**DATA LISTING**
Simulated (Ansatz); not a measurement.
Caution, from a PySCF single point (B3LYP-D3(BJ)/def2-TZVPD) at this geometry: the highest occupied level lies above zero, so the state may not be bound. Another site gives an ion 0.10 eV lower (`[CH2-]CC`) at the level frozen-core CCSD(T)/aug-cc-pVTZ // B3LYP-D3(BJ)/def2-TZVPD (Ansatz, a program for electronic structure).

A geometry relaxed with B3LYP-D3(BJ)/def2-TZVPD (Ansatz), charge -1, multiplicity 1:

**REQUIRED ACTION**
The records above need to be retyped exactly.

**TASK RESPONSE**
Simulated (Ansatz); not a measurement.
Caution, from a PySCF single point (B3LYP-D3(BJ)/def2-TZVPD) at this geometry: the highest occupied level lies above zero, so the state may not be bound. Another site gives an ion 0.10 eV lower (`[CH2-]CC`) at the level frozen-core CCSD(T)/aug-cc-pVTZ // B3LYP-D3(BJ)/def2-TZVPD (Ansatz, a program for electronic structure).

A geometry relaxed with B3LYP-D3(BJ)/def2-TZVPD (Ansatz), charge -1, multiplicity 1:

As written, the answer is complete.